+++ LISTED RECORDS +++
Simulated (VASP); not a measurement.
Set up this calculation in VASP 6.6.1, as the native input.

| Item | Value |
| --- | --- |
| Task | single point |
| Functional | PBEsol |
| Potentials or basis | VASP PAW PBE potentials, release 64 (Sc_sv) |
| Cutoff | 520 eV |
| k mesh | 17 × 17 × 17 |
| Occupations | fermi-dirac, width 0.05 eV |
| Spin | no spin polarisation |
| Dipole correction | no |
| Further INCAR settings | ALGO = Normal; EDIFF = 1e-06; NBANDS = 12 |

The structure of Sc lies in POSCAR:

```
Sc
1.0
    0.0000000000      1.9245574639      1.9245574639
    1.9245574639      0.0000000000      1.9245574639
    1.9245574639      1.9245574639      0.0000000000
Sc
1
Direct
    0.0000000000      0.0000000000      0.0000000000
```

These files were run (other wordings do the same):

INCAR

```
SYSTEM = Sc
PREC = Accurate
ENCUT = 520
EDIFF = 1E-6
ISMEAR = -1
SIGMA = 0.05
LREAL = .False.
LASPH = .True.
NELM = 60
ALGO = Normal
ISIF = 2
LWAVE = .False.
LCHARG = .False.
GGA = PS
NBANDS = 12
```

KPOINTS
+++

- _EXERCISE_:
Start at the first line of the data above. Stop after the line containing "NBANDS = 12 |", reproducing each line exactly and adding nothing.

- _WORKED SOLUTION_:
Simulated (VASP); not a measurement.
Set up this calculation in VASP 6.6.1, as the native input.

| Item | Value |
| --- | --- |
| Task | single point |
| Functional | PBEsol |
| Potentials or basis | VASP PAW PBE potentials, release 64 (Sc_sv) |
| Cutoff | 520 eV |
| k mesh | 17 × 17 × 17 |
| Occupations | fermi-dirac, width 0.05 eV |
| Spin | no spin polarisation |
| Dipole correction | no |
| Further INCAR settings | ALGO = Normal; EDIFF = 1e-06; NBANDS = 12 |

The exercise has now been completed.